ACTION ITEM |
Below are records; quote them exactly from the first line through the line that contains "Q: Order these".

DATA FOR ANALYSIS |
_ _ _ _

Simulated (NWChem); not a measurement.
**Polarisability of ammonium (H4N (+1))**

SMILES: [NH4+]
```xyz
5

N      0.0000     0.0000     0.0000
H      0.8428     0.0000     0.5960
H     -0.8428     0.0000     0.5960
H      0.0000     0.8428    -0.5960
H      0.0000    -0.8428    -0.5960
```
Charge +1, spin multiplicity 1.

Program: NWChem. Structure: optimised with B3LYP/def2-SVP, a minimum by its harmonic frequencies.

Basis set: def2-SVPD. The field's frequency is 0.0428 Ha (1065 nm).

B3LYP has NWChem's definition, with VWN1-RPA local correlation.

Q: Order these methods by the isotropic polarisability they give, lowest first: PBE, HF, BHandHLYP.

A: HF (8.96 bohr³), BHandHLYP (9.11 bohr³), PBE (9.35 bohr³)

_ _ _ _

ANSWER SECTION |
Simulated (NWChem); not a measurement.
**Polarisability of ammonium (H4N (+1))**

SMILES: [NH4+]
```xyz
5

N      0.0000     0.0000     0.0000
H      0.8428     0.0000     0.5960
H     -0.8428     0.0000     0.5960
H      0.0000     0.8428    -0.5960
H      0.0000    -0.8428    -0.5960
```
Charge +1, spin multiplicity 1.

Program: NWChem. Structure: optimised with B3LYP/def2-SVP, a minimum by its harmonic frequencies.

Basis set: def2-SVPD. The field's frequency is 0.0428 Ha (1065 nm).

B3LYP has NWChem's definition, with VWN1-RPA local correlation.

Q: Order these methods by the isotropic polarisability they give, lowest first: PBE, HF, BHandHLYP.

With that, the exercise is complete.